- Supplied entries:
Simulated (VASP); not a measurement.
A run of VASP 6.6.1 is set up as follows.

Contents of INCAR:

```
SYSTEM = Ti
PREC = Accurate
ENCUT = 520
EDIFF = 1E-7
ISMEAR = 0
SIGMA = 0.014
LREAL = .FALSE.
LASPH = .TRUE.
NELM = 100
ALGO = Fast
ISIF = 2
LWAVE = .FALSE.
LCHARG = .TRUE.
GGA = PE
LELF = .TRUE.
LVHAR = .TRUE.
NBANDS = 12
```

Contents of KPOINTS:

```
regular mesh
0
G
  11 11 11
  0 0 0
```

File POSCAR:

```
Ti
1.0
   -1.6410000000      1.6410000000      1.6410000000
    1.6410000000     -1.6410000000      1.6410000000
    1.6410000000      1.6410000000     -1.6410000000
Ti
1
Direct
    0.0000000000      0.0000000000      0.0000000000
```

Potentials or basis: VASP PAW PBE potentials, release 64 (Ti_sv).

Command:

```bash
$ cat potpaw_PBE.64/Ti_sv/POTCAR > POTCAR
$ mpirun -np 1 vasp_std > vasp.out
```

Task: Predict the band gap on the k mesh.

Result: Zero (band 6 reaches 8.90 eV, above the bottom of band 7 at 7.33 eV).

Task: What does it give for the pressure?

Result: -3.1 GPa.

- Work item: Copy out the entries from the material above, matching each one exactly.

- Your response:
Simulated (VASP); not a measurement.
A run of VASP 6.6.1 is set up as follows.

Contents of INCAR:

```
SYSTEM = Ti
PREC = Accurate
ENCUT = 520
EDIFF = 1E-7
ISMEAR = 0
SIGMA = 0.014
LREAL = .FALSE.
LASPH = .TRUE.
NELM = 100
ALGO = Fast
ISIF = 2
LWAVE = .FALSE.
LCHARG = .TRUE.
GGA = PE
LELF = .TRUE.
LVHAR = .TRUE.
NBANDS = 12
```

Contents of KPOINTS:

```
regular mesh
0
G
  11 11 11
  0 0 0
```

File POSCAR:

```
Ti
1.0
   -1.6410000000      1.6410000000      1.6410000000
    1.6410000000     -1.6410000000      1.6410000000
    1.6410000000      1.6410000000     -1.6410000000
Ti
1
Direct
    0.0000000000      0.0000000000      0.0000000000
```

Potentials or basis: VASP PAW PBE potentials, release 64 (Ti_sv).

Command:

```bash
$ cat potpaw_PBE.64/Ti_sv/POTCAR > POTCAR
$ mpirun -np 1 vasp_std > vasp.out
```

Task: Predict the band gap on the k mesh.

Result: Zero (band 6 reaches 8.90 eV, above the bottom of band 7 at 7.33 eV).

Task: What does it give for the pressure?

Result: -3.1 GPa.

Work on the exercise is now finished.